RECORDED DATA:
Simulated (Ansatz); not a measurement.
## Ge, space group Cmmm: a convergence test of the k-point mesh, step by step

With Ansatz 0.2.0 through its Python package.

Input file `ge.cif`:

WORK ORDER:
Keeping every line exactly as it is, retype the listing.

YOUR RESPONSE:
Simulated (Ansatz); not a measurement.
## Ge, space group Cmmm: a convergence test of the k-point mesh, step by step

With Ansatz 0.2.0 through its Python package.

Input file `ge.cif`:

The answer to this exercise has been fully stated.